▸ Task item
All lines of the material must be output verbatim.

▸ Supplied records
- - - -
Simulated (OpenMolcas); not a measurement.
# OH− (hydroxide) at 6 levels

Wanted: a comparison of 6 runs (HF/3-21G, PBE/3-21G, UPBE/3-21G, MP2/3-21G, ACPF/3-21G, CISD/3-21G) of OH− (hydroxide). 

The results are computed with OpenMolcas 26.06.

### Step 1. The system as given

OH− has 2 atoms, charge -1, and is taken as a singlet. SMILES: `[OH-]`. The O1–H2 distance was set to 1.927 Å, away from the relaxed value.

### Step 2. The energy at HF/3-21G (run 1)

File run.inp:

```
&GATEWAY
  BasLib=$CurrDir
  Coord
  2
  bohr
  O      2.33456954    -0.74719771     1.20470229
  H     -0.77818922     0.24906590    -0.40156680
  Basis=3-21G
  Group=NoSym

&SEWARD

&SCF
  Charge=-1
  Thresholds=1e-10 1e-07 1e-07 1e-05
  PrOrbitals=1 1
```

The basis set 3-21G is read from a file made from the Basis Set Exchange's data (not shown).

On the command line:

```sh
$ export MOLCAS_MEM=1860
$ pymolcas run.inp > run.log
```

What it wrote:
- - - -

▸ Answer area
Simulated (OpenMolcas); not a measurement.
# OH− (hydroxide) at 6 levels

Wanted: a comparison of 6 runs (HF/3-21G, PBE/3-21G, UPBE/3-21G, MP2/3-21G, ACPF/3-21G, CISD/3-21G) of OH− (hydroxide). 

The results are computed with OpenMolcas 26.06.

### Step 1. The system as given

OH− has 2 atoms, charge -1, and is taken as a singlet. SMILES: `[OH-]`. The O1–H2 distance was set to 1.927 Å, away from the relaxed value.

### Step 2. The energy at HF/3-21G (run 1)

File run.inp:

```
&GATEWAY
  BasLib=$CurrDir
  Coord
  2
  bohr
  O      2.33456954    -0.74719771     1.20470229
  H     -0.77818922     0.24906590    -0.40156680
  Basis=3-21G
  Group=NoSym

&SEWARD

&SCF
  Charge=-1
  Thresholds=1e-10 1e-07 1e-07 1e-05
  PrOrbitals=1 1
```

The basis set 3-21G is read from a file made from the Basis Set Exchange's data (not shown).

On the command line:

```sh
$ export MOLCAS_MEM=1860
$ pymolcas run.inp > run.log
```

What it wrote:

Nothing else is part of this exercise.